* **Source material**:
--- START ---

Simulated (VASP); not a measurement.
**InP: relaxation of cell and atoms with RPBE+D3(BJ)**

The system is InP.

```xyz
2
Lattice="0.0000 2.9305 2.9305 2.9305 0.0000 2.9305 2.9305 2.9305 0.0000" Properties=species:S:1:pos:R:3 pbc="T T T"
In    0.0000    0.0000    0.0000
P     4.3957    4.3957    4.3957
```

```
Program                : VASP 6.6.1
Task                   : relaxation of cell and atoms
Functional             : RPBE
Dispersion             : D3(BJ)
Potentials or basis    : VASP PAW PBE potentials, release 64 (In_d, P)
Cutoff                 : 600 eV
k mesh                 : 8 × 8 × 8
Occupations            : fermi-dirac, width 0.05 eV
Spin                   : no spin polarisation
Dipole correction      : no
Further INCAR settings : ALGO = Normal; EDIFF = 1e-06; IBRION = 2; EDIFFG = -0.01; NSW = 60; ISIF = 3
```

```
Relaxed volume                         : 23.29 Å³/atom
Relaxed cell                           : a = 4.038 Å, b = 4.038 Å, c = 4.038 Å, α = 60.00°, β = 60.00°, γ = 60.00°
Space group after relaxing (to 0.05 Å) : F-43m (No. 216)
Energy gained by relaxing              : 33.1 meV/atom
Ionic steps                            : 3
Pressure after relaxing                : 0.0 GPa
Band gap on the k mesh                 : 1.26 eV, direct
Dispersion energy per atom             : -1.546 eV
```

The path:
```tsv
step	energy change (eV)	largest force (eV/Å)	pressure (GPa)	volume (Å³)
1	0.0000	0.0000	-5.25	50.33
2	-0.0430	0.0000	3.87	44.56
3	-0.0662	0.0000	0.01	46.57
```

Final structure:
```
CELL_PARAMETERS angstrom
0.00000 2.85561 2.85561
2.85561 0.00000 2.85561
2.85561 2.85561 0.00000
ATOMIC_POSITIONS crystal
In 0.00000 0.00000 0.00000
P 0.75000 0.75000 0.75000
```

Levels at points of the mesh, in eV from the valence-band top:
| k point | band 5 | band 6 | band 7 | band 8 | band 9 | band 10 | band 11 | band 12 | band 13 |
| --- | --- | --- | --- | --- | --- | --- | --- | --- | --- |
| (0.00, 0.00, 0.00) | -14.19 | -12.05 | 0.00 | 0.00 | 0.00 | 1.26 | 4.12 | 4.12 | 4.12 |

--- END ---

* **Requirement**:
Your answer must be the lines from the first line of the entries above through the line that contains "Levels at points", written out exactly.

* **Task solution**:
Simulated (VASP); not a measurement.
**InP: relaxation of cell and atoms with RPBE+D3(BJ)**

The system is InP.

```xyz
2
Lattice="0.0000 2.9305 2.9305 2.9305 0.0000 2.9305 2.9305 2.9305 0.0000" Properties=species:S:1:pos:R:3 pbc="T T T"
In    0.0000    0.0000    0.0000
P     4.3957    4.3957    4.3957
```

```
Program                : VASP 6.6.1
Task                   : relaxation of cell and atoms
Functional             : RPBE
Dispersion             : D3(BJ)
Potentials or basis    : VASP PAW PBE potentials, release 64 (In_d, P)
Cutoff                 : 600 eV
k mesh                 : 8 × 8 × 8
Occupations            : fermi-dirac, width 0.05 eV
Spin                   : no spin polarisation
Dipole correction      : no
Further INCAR settings : ALGO = Normal; EDIFF = 1e-06; IBRION = 2; EDIFFG = -0.01; NSW = 60; ISIF = 3
```

```
Relaxed volume                         : 23.29 Å³/atom
Relaxed cell                           : a = 4.038 Å, b = 4.038 Å, c = 4.038 Å, α = 60.00°, β = 60.00°, γ = 60.00°
Space group after relaxing (to 0.05 Å) : F-43m (No. 216)
Energy gained by relaxing              : 33.1 meV/atom
Ionic steps                            : 3
Pressure after relaxing                : 0.0 GPa
Band gap on the k mesh                 : 1.26 eV, direct
Dispersion energy per atom             : -1.546 eV
```

The path:
```tsv
step	energy change (eV)	largest force (eV/Å)	pressure (GPa)	volume (Å³)
1	0.0000	0.0000	-5.25	50.33
2	-0.0430	0.0000	3.87	44.56
3	-0.0662	0.0000	0.01	46.57
```

Final structure:
```
CELL_PARAMETERS angstrom
0.00000 2.85561 2.85561
2.85561 0.00000 2.85561
2.85561 2.85561 0.00000
ATOMIC_POSITIONS crystal
In 0.00000 0.00000 0.00000
P 0.75000 0.75000 0.75000
```

Levels at points of the mesh, in eV from the valence-band top:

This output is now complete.